§ **Requirement**
The entries are to be written out again with no differences.

***

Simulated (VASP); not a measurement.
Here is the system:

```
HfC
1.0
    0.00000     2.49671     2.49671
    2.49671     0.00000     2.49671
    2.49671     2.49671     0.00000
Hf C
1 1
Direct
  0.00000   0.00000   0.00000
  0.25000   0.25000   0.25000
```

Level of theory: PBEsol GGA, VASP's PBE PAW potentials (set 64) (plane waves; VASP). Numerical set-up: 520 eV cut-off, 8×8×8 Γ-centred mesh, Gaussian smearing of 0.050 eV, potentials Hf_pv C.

***

§ **Your solution**
Simulated (VASP); not a measurement.
Here is the system:

```
HfC
1.0
    0.00000     2.49671     2.49671
    2.49671     0.00000     2.49671
    2.49671     2.49671     0.00000
Hf C
1 1
Direct
  0.00000   0.00000   0.00000
  0.25000   0.25000   0.25000
```

Level of theory: PBEsol GGA, VASP's PBE PAW potentials (set 64) (plane waves; VASP). Numerical set-up: 520 eV cut-off, 8×8×8 Γ-centred mesh, Gaussian smearing of 0.050 eV, potentials Hf_pv C.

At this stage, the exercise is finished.